# Exercise
Reproduce the data exactly as it stands.

# Information given
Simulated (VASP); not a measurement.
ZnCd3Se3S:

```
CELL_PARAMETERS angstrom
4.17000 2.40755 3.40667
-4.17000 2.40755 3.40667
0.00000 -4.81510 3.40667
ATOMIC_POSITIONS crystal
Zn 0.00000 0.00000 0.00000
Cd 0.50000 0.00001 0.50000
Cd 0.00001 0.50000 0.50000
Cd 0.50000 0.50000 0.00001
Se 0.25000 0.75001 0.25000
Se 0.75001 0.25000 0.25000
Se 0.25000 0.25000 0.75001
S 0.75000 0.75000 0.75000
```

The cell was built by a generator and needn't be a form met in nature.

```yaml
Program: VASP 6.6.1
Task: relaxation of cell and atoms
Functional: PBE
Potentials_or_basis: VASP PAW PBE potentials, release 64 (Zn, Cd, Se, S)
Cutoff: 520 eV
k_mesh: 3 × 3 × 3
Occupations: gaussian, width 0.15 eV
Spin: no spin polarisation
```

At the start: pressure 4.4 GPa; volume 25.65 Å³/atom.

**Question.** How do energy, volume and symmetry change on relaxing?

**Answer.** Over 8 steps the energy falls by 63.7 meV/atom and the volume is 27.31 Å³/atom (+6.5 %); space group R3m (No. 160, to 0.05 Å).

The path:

# Answer box
Simulated (VASP); not a measurement.
ZnCd3Se3S:

```
CELL_PARAMETERS angstrom
4.17000 2.40755 3.40667
-4.17000 2.40755 3.40667
0.00000 -4.81510 3.40667
ATOMIC_POSITIONS crystal
Zn 0.00000 0.00000 0.00000
Cd 0.50000 0.00001 0.50000
Cd 0.00001 0.50000 0.50000
Cd 0.50000 0.50000 0.00001
Se 0.25000 0.75001 0.25000
Se 0.75001 0.25000 0.25000
Se 0.25000 0.25000 0.75001
S 0.75000 0.75000 0.75000
```

The cell was built by a generator and needn't be a form met in nature.

```yaml
Program: VASP 6.6.1
Task: relaxation of cell and atoms
Functional: PBE
Potentials_or_basis: VASP PAW PBE potentials, release 64 (Zn, Cd, Se, S)
Cutoff: 520 eV
k_mesh: 3 × 3 × 3
Occupations: gaussian, width 0.15 eV
Spin: no spin polarisation
```

At the start: pressure 4.4 GPa; volume 25.65 Å³/atom.

**Question.** How do energy, volume and symmetry change on relaxing?

**Answer.** Over 8 steps the energy falls by 63.7 meV/atom and the volume is 27.31 Å³/atom (+6.5 %); space group R3m (No. 160, to 0.05 Å).

The path:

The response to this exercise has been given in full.